Copy out all of the records, exactly as they appear.

☆ ☆ ☆ ☆
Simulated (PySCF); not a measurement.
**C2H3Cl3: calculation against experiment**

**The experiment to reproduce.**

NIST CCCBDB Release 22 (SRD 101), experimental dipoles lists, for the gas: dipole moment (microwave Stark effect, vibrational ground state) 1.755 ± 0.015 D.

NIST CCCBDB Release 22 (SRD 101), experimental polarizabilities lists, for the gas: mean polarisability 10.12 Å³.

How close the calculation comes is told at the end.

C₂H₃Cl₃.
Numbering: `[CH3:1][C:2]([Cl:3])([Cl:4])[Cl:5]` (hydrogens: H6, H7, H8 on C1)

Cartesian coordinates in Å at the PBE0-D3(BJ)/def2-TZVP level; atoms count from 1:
☆ ☆ ☆ ☆

Exercise result:
Simulated (PySCF); not a measurement.
**C2H3Cl3: calculation against experiment**

**The experiment to reproduce.**

NIST CCCBDB Release 22 (SRD 101), experimental dipoles lists, for the gas: dipole moment (microwave Stark effect, vibrational ground state) 1.755 ± 0.015 D.

NIST CCCBDB Release 22 (SRD 101), experimental polarizabilities lists, for the gas: mean polarisability 10.12 Å³.

How close the calculation comes is told at the end.

C₂H₃Cl₃.
Numbering: `[CH3:1][C:2]([Cl:3])([Cl:4])[Cl:5]` (hydrogens: H6, H7, H8 on C1)

Cartesian coordinates in Å at the PBE0-D3(BJ)/def2-TZVP level; atoms count from 1:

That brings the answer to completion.